• _GIVEN DATA_:
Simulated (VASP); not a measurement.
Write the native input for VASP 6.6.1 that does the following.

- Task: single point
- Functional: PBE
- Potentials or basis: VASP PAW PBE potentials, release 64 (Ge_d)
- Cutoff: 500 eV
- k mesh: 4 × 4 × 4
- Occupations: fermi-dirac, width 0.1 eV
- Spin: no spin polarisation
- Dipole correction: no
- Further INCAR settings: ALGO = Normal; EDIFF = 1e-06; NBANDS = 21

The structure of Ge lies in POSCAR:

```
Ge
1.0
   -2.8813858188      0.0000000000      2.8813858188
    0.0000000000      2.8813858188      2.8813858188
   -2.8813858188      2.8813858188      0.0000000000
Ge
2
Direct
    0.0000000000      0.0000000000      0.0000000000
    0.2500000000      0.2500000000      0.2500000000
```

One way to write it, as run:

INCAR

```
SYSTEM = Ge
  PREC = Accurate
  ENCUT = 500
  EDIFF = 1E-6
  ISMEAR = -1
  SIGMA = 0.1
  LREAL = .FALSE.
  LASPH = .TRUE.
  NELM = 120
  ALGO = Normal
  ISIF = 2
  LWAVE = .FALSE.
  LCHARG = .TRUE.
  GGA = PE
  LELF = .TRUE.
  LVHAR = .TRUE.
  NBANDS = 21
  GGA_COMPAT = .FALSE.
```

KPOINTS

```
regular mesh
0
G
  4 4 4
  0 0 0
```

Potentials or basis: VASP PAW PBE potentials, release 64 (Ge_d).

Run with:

• _WORK TASK_: In your answer, include only the lines above starting at the line that holds "- Further INCAR" and ending at the line that holds "Potentials or basis: VASP PAW PBE potentials, release 64 (Ge_d).", copied exactly.

• _ANSWER BOX_:
- Further INCAR settings: ALGO = Normal; EDIFF = 1e-06; NBANDS = 21

The structure of Ge lies in POSCAR:

```
Ge
1.0
   -2.8813858188      0.0000000000      2.8813858188
    0.0000000000      2.8813858188      2.8813858188
   -2.8813858188      2.8813858188      0.0000000000
Ge
2
Direct
    0.0000000000      0.0000000000      0.0000000000
    0.2500000000      0.2500000000      0.2500000000
```

One way to write it, as run:

INCAR

```
SYSTEM = Ge
  PREC = Accurate
  ENCUT = 500
  EDIFF = 1E-6
  ISMEAR = -1
  SIGMA = 0.1
  LREAL = .FALSE.
  LASPH = .TRUE.
  NELM = 120
  ALGO = Normal
  ISIF = 2
  LWAVE = .FALSE.
  LCHARG = .TRUE.
  GGA = PE
  LELF = .TRUE.
  LVHAR = .TRUE.
  NBANDS = 21
  GGA_COMPAT = .FALSE.
```

KPOINTS

```
regular mesh
0
G
  4 4 4
  0 0 0
```

Potentials or basis: VASP PAW PBE potentials, release 64 (Ge_d).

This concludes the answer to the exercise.